ASSIGNMENT =>
Return all of the material, keeping each line exactly as it is.

ENTRIES SHOWN =>
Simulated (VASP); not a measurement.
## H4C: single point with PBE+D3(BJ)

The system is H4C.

RESPONSE BOX =>
Simulated (VASP); not a measurement.
## H4C: single point with PBE+D3(BJ)

The system is H4C.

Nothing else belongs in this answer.